• _Assigned task_
Transcribe the records that follow, keeping every word as it stands.

....
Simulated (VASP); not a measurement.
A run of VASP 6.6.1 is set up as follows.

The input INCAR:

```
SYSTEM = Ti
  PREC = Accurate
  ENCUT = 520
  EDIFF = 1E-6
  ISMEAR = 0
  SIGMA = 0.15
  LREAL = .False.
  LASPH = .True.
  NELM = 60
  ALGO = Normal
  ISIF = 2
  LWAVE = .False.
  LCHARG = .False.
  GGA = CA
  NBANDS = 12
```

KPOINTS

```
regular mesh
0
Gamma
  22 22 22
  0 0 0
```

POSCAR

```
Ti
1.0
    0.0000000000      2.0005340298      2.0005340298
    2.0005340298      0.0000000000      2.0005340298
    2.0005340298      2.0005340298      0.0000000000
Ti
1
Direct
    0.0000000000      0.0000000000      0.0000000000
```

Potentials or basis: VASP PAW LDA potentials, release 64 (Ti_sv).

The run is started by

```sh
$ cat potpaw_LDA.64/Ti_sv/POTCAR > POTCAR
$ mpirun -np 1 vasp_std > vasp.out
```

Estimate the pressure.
....

• _Expected answer_
Simulated (VASP); not a measurement.
A run of VASP 6.6.1 is set up as follows.

The input INCAR:

```
SYSTEM = Ti
  PREC = Accurate
  ENCUT = 520
  EDIFF = 1E-6
  ISMEAR = 0
  SIGMA = 0.15
  LREAL = .False.
  LASPH = .True.
  NELM = 60
  ALGO = Normal
  ISIF = 2
  LWAVE = .False.
  LCHARG = .False.
  GGA = CA
  NBANDS = 12
```

KPOINTS

```
regular mesh
0
Gamma
  22 22 22
  0 0 0
```

POSCAR

```
Ti
1.0
    0.0000000000      2.0005340298      2.0005340298
    2.0005340298      0.0000000000      2.0005340298
    2.0005340298      2.0005340298      0.0000000000
Ti
1
Direct
    0.0000000000      0.0000000000      0.0000000000
```

Potentials or basis: VASP PAW LDA potentials, release 64 (Ti_sv).

The run is started by

```sh
$ cat potpaw_LDA.64/Ti_sv/POTCAR > POTCAR
$ mpirun -np 1 vasp_std > vasp.out
```

Estimate the pressure.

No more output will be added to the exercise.